(Recorded information):
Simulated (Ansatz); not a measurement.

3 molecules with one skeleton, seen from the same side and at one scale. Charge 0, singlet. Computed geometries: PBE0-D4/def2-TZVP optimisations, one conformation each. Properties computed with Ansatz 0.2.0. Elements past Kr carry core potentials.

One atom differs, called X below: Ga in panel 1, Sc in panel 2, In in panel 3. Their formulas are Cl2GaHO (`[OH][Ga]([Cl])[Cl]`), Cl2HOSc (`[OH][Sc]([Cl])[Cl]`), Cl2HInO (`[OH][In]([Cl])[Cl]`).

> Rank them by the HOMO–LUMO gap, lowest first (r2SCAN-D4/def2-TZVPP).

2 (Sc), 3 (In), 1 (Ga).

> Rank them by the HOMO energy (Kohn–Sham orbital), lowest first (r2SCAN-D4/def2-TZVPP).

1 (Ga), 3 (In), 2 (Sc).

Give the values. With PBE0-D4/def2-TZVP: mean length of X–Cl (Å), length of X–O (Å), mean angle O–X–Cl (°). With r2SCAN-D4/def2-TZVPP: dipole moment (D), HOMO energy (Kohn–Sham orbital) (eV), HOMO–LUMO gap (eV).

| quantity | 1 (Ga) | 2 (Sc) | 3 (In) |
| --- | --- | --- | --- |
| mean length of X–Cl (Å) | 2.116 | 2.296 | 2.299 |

(Action item):
Retype each record above so that every word stays exactly the same.

(Written solution):
Simulated (Ansatz); not a measurement.

3 molecules with one skeleton, seen from the same side and at one scale. Charge 0, singlet. Computed geometries: PBE0-D4/def2-TZVP optimisations, one conformation each. Properties computed with Ansatz 0.2.0. Elements past Kr carry core potentials.

One atom differs, called X below: Ga in panel 1, Sc in panel 2, In in panel 3. Their formulas are Cl2GaHO (`[OH][Ga]([Cl])[Cl]`), Cl2HOSc (`[OH][Sc]([Cl])[Cl]`), Cl2HInO (`[OH][In]([Cl])[Cl]`).

> Rank them by the HOMO–LUMO gap, lowest first (r2SCAN-D4/def2-TZVPP).

2 (Sc), 3 (In), 1 (Ga).

> Rank them by the HOMO energy (Kohn–Sham orbital), lowest first (r2SCAN-D4/def2-TZVPP).

1 (Ga), 3 (In), 2 (Sc).

Give the values. With PBE0-D4/def2-TZVP: mean length of X–Cl (Å), length of X–O (Å), mean angle O–X–Cl (°). With r2SCAN-D4/def2-TZVPP: dipole moment (D), HOMO energy (Kohn–Sham orbital) (eV), HOMO–LUMO gap (eV).

| quantity | 1 (Ga) | 2 (Sc) | 3 (In) |
| --- | --- | --- | --- |
| mean length of X–Cl (Å) | 2.116 | 2.296 | 2.299 |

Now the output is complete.